(Data extracts)

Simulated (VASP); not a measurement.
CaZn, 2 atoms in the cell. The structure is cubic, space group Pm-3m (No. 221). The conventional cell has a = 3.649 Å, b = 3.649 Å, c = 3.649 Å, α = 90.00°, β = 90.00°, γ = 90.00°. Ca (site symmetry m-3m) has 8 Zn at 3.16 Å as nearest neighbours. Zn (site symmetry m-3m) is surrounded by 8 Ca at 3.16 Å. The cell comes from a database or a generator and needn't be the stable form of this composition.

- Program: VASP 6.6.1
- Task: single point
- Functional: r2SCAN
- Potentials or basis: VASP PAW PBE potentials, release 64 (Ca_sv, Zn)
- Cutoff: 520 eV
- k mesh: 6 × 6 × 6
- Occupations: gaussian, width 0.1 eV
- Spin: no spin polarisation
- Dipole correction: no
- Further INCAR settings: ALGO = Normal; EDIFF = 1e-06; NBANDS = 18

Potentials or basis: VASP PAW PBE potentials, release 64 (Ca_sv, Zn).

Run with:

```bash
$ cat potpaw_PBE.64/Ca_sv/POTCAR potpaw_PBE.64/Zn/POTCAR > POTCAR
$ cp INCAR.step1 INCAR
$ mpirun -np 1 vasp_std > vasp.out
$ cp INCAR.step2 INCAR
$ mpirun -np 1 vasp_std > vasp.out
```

(End Data extracts)

[Activity] What is needed is an exact copy of the entries from their first line down to the line with "- Functional: r2SCAN", that line included, and nothing beyond it.

[Written response]
Simulated (VASP); not a measurement.
CaZn, 2 atoms in the cell. The structure is cubic, space group Pm-3m (No. 221). The conventional cell has a = 3.649 Å, b = 3.649 Å, c = 3.649 Å, α = 90.00°, β = 90.00°, γ = 90.00°. Ca (site symmetry m-3m) has 8 Zn at 3.16 Å as nearest neighbours. Zn (site symmetry m-3m) is surrounded by 8 Ca at 3.16 Å. The cell comes from a database or a generator and needn't be the stable form of this composition.

- Program: VASP 6.6.1
- Task: single point
- Functional: r2SCAN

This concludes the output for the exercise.